-- RECORDED DATA follows --
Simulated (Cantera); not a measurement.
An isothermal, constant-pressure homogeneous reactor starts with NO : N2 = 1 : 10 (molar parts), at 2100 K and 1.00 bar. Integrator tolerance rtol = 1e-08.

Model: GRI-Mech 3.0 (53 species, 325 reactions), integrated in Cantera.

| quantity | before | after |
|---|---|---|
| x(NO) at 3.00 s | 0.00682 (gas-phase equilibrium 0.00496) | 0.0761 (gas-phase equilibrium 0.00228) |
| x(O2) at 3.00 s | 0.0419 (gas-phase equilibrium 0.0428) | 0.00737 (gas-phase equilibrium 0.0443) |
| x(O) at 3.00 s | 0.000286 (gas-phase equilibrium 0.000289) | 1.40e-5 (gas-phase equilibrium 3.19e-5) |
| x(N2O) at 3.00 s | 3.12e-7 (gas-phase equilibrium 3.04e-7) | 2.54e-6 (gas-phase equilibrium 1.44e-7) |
-- RECORDED DATA concluded --

:: WORK ITEM ::
An exact restatement of the data above is required.

:: RESPONSE BOX ::
Simulated (Cantera); not a measurement.
An isothermal, constant-pressure homogeneous reactor starts with NO : N2 = 1 : 10 (molar parts), at 2100 K and 1.00 bar. Integrator tolerance rtol = 1e-08.

Model: GRI-Mech 3.0 (53 species, 325 reactions), integrated in Cantera.

| quantity | before | after |
|---|---|---|
| x(NO) at 3.00 s | 0.00682 (gas-phase equilibrium 0.00496) | 0.0761 (gas-phase equilibrium 0.00228) |
| x(O2) at 3.00 s | 0.0419 (gas-phase equilibrium 0.0428) | 0.00737 (gas-phase equilibrium 0.0443) |
| x(O) at 3.00 s | 0.000286 (gas-phase equilibrium 0.000289) | 1.40e-5 (gas-phase equilibrium 3.19e-5) |
| x(N2O) at 3.00 s | 3.12e-7 (gas-phase equilibrium 3.04e-7) | 2.54e-6 (gas-phase equilibrium 1.44e-7) |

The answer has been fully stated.